*Action item*:
What you write should be an exact copy of the material, from its first line through the line containing "### How is the".

*Extracted data*:
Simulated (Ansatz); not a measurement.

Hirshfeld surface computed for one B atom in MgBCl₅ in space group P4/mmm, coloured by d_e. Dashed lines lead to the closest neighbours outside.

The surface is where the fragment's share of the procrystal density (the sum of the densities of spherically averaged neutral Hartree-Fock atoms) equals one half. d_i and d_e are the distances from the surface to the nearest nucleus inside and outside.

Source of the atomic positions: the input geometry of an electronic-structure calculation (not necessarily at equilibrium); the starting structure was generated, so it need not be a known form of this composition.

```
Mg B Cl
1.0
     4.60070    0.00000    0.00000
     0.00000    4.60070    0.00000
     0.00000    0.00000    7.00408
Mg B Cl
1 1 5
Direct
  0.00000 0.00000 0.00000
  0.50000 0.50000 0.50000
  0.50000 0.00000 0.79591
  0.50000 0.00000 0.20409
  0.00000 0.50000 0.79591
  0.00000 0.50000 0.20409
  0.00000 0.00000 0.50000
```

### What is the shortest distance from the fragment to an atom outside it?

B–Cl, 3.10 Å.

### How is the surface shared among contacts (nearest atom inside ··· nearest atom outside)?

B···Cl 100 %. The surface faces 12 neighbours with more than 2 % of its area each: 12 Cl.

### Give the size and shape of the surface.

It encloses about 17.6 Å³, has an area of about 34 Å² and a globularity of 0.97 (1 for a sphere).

*Written response*:
Simulated (Ansatz); not a measurement.

Hirshfeld surface computed for one B atom in MgBCl₅ in space group P4/mmm, coloured by d_e. Dashed lines lead to the closest neighbours outside.

The surface is where the fragment's share of the procrystal density (the sum of the densities of spherically averaged neutral Hartree-Fock atoms) equals one half. d_i and d_e are the distances from the surface to the nearest nucleus inside and outside.

Source of the atomic positions: the input geometry of an electronic-structure calculation (not necessarily at equilibrium); the starting structure was generated, so it need not be a known form of this composition.

```
Mg B Cl
1.0
     4.60070    0.00000    0.00000
     0.00000    4.60070    0.00000
     0.00000    0.00000    7.00408
Mg B Cl
1 1 5
Direct
  0.00000 0.00000 0.00000
  0.50000 0.50000 0.50000
  0.50000 0.00000 0.79591
  0.50000 0.00000 0.20409
  0.00000 0.50000 0.79591
  0.00000 0.50000 0.20409
  0.00000 0.00000 0.50000
```

### What is the shortest distance from the fragment to an atom outside it?

B–Cl, 3.10 Å.

### How is the surface shared among contacts (nearest atom inside ··· nearest atom outside)?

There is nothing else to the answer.